Given data:
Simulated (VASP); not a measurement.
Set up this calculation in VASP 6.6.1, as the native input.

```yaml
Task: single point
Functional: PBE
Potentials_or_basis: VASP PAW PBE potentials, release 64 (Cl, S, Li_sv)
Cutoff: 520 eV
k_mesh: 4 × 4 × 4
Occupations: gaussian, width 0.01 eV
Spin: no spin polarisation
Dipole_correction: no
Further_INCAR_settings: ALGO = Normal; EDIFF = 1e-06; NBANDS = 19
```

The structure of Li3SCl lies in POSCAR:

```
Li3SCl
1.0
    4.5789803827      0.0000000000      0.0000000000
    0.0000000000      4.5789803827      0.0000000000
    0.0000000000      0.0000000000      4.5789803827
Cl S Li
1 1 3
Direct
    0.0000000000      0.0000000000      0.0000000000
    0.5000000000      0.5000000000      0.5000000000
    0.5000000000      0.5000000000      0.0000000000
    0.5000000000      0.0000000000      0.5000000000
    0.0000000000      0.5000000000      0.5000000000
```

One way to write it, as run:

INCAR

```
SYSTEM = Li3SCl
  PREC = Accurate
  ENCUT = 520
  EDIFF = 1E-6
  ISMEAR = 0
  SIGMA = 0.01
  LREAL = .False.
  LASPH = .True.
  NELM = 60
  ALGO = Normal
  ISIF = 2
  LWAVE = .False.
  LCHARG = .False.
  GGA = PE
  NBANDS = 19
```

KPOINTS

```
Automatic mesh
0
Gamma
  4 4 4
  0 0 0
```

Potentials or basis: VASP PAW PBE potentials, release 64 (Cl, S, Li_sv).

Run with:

Work instruction:
Reproduce every record exactly, line by line.

Exercise solution:
Simulated (VASP); not a measurement.
Set up this calculation in VASP 6.6.1, as the native input.

```yaml
Task: single point
Functional: PBE
Potentials_or_basis: VASP PAW PBE potentials, release 64 (Cl, S, Li_sv)
Cutoff: 520 eV
k_mesh: 4 × 4 × 4
Occupations: gaussian, width 0.01 eV
Spin: no spin polarisation
Dipole_correction: no
Further_INCAR_settings: ALGO = Normal; EDIFF = 1e-06; NBANDS = 19
```

The structure of Li3SCl lies in POSCAR:

```
Li3SCl
1.0
    4.5789803827      0.0000000000      0.0000000000
    0.0000000000      4.5789803827      0.0000000000
    0.0000000000      0.0000000000      4.5789803827
Cl S Li
1 1 3
Direct
    0.0000000000      0.0000000000      0.0000000000
    0.5000000000      0.5000000000      0.5000000000
    0.5000000000      0.5000000000      0.0000000000
    0.5000000000      0.0000000000      0.5000000000
    0.0000000000      0.5000000000      0.5000000000
```

One way to write it, as run:

INCAR

```
SYSTEM = Li3SCl
  PREC = Accurate
  ENCUT = 520
  EDIFF = 1E-6
  ISMEAR = 0
  SIGMA = 0.01
  LREAL = .False.
  LASPH = .True.
  NELM = 60
  ALGO = Normal
  ISIF = 2
  LWAVE = .False.
  LCHARG = .False.
  GGA = PE
  NBANDS = 19
```

KPOINTS

```
Automatic mesh
0
Gamma
  4 4 4
  0 0 0
```

Potentials or basis: VASP PAW PBE potentials, release 64 (Cl, S, Li_sv).

Run with:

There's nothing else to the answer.